■ **Assignment**: Below are some entries. Reproduce them word for word.

■ **Extracted information**:
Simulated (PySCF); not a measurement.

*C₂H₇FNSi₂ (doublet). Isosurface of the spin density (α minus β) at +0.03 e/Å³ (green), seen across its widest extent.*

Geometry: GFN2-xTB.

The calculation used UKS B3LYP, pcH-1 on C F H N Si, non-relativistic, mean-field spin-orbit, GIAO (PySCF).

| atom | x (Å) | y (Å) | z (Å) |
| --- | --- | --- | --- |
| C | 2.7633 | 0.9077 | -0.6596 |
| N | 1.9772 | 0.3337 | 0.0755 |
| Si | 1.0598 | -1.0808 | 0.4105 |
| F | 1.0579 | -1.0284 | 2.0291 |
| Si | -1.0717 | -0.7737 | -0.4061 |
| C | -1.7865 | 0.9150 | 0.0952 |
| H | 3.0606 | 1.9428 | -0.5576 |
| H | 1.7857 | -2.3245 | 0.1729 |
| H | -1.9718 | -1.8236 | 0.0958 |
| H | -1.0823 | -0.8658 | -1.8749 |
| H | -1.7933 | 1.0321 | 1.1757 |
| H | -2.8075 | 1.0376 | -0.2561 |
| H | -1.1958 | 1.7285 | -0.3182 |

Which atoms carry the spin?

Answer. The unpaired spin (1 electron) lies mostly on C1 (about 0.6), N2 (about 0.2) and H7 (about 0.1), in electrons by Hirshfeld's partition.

■ **Exercise answer**:
Simulated (PySCF); not a measurement.

*C₂H₇FNSi₂ (doublet). Isosurface of the spin density (α minus β) at +0.03 e/Å³ (green), seen across its widest extent.*

Geometry: GFN2-xTB.

The calculation used UKS B3LYP, pcH-1 on C F H N Si, non-relativistic, mean-field spin-orbit, GIAO (PySCF).

| atom | x (Å) | y (Å) | z (Å) |
| --- | --- | --- | --- |
| C | 2.7633 | 0.9077 | -0.6596 |
| N | 1.9772 | 0.3337 | 0.0755 |
| Si | 1.0598 | -1.0808 | 0.4105 |
| F | 1.0579 | -1.0284 | 2.0291 |
| Si | -1.0717 | -0.7737 | -0.4061 |
| C | -1.7865 | 0.9150 | 0.0952 |
| H | 3.0606 | 1.9428 | -0.5576 |
| H | 1.7857 | -2.3245 | 0.1729 |
| H | -1.9718 | -1.8236 | 0.0958 |
| H | -1.0823 | -0.8658 | -1.8749 |
| H | -1.7933 | 1.0321 | 1.1757 |
| H | -2.8075 | 1.0376 | -0.2561 |
| H | -1.1958 | 1.7285 | -0.3182 |

Which atoms carry the spin?

Answer. The unpaired spin (1 electron) lies mostly on C1 (about 0.6), N2 (about 0.2) and H7 (about 0.1), in electrons by Hirshfeld's partition.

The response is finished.